WORK ORDER: Only one stretch of the data is wanted: the line containing "Dipole correction: no", the line containing "Problem. How long", and every line between them, copied exactly.

^^^^

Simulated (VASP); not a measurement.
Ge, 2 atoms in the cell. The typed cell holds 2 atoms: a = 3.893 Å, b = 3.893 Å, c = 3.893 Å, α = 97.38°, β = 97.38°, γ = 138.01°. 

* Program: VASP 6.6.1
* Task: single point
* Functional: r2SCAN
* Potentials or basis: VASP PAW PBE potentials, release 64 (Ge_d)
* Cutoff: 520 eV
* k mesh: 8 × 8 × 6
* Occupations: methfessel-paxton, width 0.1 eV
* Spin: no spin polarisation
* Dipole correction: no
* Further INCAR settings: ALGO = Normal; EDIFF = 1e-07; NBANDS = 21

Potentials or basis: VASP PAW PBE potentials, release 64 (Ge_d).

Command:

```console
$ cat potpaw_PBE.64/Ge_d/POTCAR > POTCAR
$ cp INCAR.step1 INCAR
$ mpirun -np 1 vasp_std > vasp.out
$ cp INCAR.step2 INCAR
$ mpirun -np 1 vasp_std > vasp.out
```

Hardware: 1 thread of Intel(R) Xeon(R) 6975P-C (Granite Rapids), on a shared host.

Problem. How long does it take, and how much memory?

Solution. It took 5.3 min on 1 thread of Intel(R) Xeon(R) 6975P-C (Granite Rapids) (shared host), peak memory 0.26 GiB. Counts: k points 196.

^^^^

EXPECTED ANSWER:
* Dipole correction: no
* Further INCAR settings: ALGO = Normal; EDIFF = 1e-07; NBANDS = 21

Potentials or basis: VASP PAW PBE potentials, release 64 (Ge_d).

Command:

```console
$ cat potpaw_PBE.64/Ge_d/POTCAR > POTCAR
$ cp INCAR.step1 INCAR
$ mpirun -np 1 vasp_std > vasp.out
$ cp INCAR.step2 INCAR
$ mpirun -np 1 vasp_std > vasp.out
```

Hardware: 1 thread of Intel(R) Xeon(R) 6975P-C (Granite Rapids), on a shared host.

Problem. How long does it take, and how much memory?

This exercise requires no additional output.